◆ Supplied entries:
== Segment start ==

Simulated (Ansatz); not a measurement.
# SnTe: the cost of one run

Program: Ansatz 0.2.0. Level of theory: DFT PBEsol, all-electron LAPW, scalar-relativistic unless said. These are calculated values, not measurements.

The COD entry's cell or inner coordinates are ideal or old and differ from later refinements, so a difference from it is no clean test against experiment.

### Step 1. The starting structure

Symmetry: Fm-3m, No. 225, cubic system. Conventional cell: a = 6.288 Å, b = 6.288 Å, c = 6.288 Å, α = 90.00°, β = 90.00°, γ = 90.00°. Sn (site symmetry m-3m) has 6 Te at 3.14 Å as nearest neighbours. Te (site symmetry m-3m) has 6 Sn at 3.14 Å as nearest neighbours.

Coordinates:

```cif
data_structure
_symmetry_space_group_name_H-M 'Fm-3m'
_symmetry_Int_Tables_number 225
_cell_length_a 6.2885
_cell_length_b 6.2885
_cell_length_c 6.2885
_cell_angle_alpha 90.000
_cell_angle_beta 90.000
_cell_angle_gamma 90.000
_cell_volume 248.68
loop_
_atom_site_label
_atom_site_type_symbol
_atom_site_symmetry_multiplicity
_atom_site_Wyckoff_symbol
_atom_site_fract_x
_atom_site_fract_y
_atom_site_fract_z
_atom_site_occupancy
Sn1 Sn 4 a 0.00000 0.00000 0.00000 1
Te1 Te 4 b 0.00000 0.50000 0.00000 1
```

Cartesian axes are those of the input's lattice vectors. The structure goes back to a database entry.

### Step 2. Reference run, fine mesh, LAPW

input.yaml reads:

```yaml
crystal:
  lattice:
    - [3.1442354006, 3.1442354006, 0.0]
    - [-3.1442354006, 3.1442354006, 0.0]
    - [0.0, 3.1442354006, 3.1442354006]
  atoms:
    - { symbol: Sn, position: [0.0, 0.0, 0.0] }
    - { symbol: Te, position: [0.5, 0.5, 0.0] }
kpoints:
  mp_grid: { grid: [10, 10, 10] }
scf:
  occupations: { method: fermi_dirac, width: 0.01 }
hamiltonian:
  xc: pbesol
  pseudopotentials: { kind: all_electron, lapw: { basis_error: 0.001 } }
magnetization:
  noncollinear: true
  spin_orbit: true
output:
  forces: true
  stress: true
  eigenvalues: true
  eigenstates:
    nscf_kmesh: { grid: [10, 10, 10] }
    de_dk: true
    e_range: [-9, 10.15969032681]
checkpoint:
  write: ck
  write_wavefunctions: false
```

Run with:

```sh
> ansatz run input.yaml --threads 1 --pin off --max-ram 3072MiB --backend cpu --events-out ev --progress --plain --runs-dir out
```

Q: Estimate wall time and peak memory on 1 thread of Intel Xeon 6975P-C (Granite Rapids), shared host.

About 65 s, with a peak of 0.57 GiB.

== Segment end ==

◆ Activity: Repeat, word for word, the lines from the start of the records to the line that contains "The COD entry's", both of them included, and no others.

◆ Task solution:
Simulated (Ansatz); not a measurement.
# SnTe: the cost of one run

Program: Ansatz 0.2.0. Level of theory: DFT PBEsol, all-electron LAPW, scalar-relativistic unless said. These are calculated values, not measurements.

The COD entry's cell or inner coordinates are ideal or old and differ from later refinements, so a difference from it is no clean test against experiment.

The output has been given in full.